--- Required action ---
I'd like an exact copy of every line from the start of the entries below through the line containing "Solution. 1.28 Å; C–Os 2.02 Å.", please.

------ Material shown

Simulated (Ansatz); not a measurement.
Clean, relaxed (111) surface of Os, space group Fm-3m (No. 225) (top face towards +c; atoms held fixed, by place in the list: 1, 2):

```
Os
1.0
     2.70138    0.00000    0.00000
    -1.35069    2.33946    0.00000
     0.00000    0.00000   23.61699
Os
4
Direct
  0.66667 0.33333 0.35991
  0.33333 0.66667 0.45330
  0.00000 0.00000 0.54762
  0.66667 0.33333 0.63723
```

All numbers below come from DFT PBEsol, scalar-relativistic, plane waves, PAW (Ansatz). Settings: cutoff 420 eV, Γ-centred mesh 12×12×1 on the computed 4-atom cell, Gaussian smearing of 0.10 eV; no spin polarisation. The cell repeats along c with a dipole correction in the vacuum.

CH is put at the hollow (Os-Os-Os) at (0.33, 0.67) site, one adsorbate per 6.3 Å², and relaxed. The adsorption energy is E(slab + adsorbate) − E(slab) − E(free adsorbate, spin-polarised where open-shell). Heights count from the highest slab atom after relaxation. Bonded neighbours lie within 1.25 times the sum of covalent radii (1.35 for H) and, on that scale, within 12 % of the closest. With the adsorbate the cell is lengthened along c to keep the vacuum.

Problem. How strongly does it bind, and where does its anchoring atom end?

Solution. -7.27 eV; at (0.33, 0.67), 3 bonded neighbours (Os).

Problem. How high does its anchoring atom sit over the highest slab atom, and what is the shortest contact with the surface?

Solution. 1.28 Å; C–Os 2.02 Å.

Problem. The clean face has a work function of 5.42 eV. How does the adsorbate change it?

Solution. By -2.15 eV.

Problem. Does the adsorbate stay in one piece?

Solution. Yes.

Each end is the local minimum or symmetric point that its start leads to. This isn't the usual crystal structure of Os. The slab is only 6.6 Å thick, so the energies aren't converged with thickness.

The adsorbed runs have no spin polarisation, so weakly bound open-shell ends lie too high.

------------

--- Task answer ---
Simulated (Ansatz); not a measurement.
Clean, relaxed (111) surface of Os, space group Fm-3m (No. 225) (top face towards +c; atoms held fixed, by place in the list: 1, 2):

```
Os
1.0
     2.70138    0.00000    0.00000
    -1.35069    2.33946    0.00000
     0.00000    0.00000   23.61699
Os
4
Direct
  0.66667 0.33333 0.35991
  0.33333 0.66667 0.45330
  0.00000 0.00000 0.54762
  0.66667 0.33333 0.63723
```

All numbers below come from DFT PBEsol, scalar-relativistic, plane waves, PAW (Ansatz). Settings: cutoff 420 eV, Γ-centred mesh 12×12×1 on the computed 4-atom cell, Gaussian smearing of 0.10 eV; no spin polarisation. The cell repeats along c with a dipole correction in the vacuum.

CH is put at the hollow (Os-Os-Os) at (0.33, 0.67) site, one adsorbate per 6.3 Å², and relaxed. The adsorption energy is E(slab + adsorbate) − E(slab) − E(free adsorbate, spin-polarised where open-shell). Heights count from the highest slab atom after relaxation. Bonded neighbours lie within 1.25 times the sum of covalent radii (1.35 for H) and, on that scale, within 12 % of the closest. With the adsorbate the cell is lengthened along c to keep the vacuum.

Problem. How strongly does it bind, and where does its anchoring atom end?

Solution. -7.27 eV; at (0.33, 0.67), 3 bonded neighbours (Os).

Problem. How high does its anchoring atom sit over the highest slab atom, and what is the shortest contact with the surface?

Solution. 1.28 Å; C–Os 2.02 Å.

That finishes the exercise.